___ Dataset excerpts

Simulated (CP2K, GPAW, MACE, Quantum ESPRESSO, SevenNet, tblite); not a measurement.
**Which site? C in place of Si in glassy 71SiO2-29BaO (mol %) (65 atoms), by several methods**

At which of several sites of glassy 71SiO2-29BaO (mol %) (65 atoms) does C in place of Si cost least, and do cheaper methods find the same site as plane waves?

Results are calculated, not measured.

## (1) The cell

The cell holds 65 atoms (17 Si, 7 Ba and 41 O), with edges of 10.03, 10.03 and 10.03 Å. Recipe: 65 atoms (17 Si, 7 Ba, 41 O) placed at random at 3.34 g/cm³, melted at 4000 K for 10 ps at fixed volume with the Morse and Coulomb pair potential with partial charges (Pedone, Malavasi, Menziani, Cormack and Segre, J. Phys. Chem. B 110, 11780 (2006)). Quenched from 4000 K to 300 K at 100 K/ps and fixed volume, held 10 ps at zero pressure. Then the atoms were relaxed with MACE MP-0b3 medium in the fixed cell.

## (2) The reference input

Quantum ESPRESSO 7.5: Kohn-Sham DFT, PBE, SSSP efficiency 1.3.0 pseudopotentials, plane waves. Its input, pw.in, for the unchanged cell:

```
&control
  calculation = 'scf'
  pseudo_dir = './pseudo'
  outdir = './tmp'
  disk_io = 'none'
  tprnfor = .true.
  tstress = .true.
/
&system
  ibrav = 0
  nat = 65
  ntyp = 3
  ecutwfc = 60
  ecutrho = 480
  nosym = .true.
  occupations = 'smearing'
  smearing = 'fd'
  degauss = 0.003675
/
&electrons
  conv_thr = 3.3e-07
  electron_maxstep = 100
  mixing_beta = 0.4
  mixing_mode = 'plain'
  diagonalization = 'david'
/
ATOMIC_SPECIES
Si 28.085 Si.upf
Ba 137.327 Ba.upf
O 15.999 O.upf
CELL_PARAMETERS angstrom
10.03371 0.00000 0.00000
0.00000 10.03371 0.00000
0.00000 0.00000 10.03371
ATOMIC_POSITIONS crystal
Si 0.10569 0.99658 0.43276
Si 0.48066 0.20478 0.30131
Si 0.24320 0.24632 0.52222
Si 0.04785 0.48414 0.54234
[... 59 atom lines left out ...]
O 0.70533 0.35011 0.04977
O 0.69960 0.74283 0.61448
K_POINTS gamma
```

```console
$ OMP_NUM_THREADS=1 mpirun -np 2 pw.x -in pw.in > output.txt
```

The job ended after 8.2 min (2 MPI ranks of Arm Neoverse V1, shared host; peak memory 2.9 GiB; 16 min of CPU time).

______

◆ **Work request**: The response must consist solely of the lines from the first line of the entries through the line containing "## (1) The cell", repeated exactly.

◆ **Exercise result**:
Simulated (CP2K, GPAW, MACE, Quantum ESPRESSO, SevenNet, tblite); not a measurement.
**Which site? C in place of Si in glassy 71SiO2-29BaO (mol %) (65 atoms), by several methods**

At which of several sites of glassy 71SiO2-29BaO (mol %) (65 atoms) does C in place of Si cost least, and do cheaper methods find the same site as plane waves?

Results are calculated, not measured.

## (1) The cell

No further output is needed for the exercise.